** Data shown **
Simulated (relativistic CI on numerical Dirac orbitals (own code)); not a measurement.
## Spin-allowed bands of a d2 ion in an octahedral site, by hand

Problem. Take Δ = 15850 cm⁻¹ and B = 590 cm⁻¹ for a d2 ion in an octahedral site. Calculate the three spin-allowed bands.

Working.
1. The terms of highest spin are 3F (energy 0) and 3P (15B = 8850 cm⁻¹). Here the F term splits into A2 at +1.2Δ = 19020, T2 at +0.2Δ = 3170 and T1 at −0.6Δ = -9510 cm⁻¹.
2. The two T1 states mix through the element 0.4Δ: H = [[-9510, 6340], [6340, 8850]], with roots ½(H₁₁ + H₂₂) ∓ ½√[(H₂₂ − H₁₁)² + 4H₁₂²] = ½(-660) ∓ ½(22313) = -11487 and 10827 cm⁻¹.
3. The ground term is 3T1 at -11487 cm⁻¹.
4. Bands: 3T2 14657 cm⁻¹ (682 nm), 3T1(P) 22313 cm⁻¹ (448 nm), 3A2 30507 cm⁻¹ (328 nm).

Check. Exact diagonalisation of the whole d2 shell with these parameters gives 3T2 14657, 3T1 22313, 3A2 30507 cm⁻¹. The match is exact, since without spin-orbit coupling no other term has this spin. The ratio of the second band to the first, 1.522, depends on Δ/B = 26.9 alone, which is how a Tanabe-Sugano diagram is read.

** Work order **
Please give back exactly the lines of this listing beginning at the line with "## Spin-allowed bands" and ending with the line with "4. Bands: 3T2", both included, and nothing else.

** Response **
## Spin-allowed bands of a d2 ion in an octahedral site, by hand

Problem. Take Δ = 15850 cm⁻¹ and B = 590 cm⁻¹ for a d2 ion in an octahedral site. Calculate the three spin-allowed bands.

Working.
1. The terms of highest spin are 3F (energy 0) and 3P (15B = 8850 cm⁻¹). Here the F term splits into A2 at +1.2Δ = 19020, T2 at +0.2Δ = 3170 and T1 at −0.6Δ = -9510 cm⁻¹.
2. The two T1 states mix through the element 0.4Δ: H = [[-9510, 6340], [6340, 8850]], with roots ½(H₁₁ + H₂₂) ∓ ½√[(H₂₂ − H₁₁)² + 4H₁₂²] = ½(-660) ∓ ½(22313) = -11487 and 10827 cm⁻¹.
3. The ground term is 3T1 at -11487 cm⁻¹.
4. Bands: 3T2 14657 cm⁻¹ (682 nm), 3T1(P) 22313 cm⁻¹ (448 nm), 3A2 30507 cm⁻¹ (328 nm).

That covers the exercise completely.